> [Assignment]:
Each entry is to be output precisely as it appears.

▼

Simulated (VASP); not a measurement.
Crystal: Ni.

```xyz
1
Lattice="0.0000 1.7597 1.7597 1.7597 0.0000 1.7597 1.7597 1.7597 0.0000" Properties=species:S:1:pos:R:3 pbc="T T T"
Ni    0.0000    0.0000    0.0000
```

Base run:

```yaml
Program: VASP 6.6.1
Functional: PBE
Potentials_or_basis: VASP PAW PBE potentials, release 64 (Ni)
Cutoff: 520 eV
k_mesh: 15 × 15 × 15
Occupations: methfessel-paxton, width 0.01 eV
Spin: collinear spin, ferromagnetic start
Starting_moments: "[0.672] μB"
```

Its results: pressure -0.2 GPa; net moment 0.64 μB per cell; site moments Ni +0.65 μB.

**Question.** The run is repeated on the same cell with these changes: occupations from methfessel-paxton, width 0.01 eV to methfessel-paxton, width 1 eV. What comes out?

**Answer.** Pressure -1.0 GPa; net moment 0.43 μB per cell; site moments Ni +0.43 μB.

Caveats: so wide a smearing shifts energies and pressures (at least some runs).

▲

> [Solution]:
Simulated (VASP); not a measurement.
Crystal: Ni.

```xyz
1
Lattice="0.0000 1.7597 1.7597 1.7597 0.0000 1.7597 1.7597 1.7597 0.0000" Properties=species:S:1:pos:R:3 pbc="T T T"
Ni    0.0000    0.0000    0.0000
```

Base run:

```yaml
Program: VASP 6.6.1
Functional: PBE
Potentials_or_basis: VASP PAW PBE potentials, release 64 (Ni)
Cutoff: 520 eV
k_mesh: 15 × 15 × 15
Occupations: methfessel-paxton, width 0.01 eV
Spin: collinear spin, ferromagnetic start
Starting_moments: "[0.672] μB"
```

Its results: pressure -0.2 GPa; net moment 0.64 μB per cell; site moments Ni +0.65 μB.

**Question.** The run is repeated on the same cell with these changes: occupations from methfessel-paxton, width 0.01 eV to methfessel-paxton, width 1 eV. What comes out?

**Answer.** Pressure -1.0 GPa; net moment 0.43 μB per cell; site moments Ni +0.43 μB.

Caveats: so wide a smearing shifts energies and pressures (at least some runs).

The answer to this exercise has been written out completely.